* **Assignment**
Return the following entries exactly, word for word.

* **Data provided**
Start of Block

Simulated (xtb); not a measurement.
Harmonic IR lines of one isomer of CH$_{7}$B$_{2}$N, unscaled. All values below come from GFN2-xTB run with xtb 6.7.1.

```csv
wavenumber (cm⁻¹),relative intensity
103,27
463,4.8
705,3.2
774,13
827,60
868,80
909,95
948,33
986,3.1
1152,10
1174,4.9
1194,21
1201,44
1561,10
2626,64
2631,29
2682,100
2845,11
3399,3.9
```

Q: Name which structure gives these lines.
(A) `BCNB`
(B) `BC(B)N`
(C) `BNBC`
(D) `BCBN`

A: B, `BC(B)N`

End of Block

* **Exercise answer**
Simulated (xtb); not a measurement.
Harmonic IR lines of one isomer of CH$_{7}$B$_{2}$N, unscaled. All values below come from GFN2-xTB run with xtb 6.7.1.

```csv
wavenumber (cm⁻¹),relative intensity
103,27
463,4.8
705,3.2
774,13
827,60
868,80
909,95
948,33
986,3.1
1152,10
1174,4.9
1194,21
1201,44
1561,10
2626,64
2631,29
2682,100
2845,11
3399,3.9
```

Q: Name which structure gives these lines.
(A) `BCNB`
(B) `BC(B)N`
(C) `BNBC`
(D) `BCBN`

A: B, `BC(B)N`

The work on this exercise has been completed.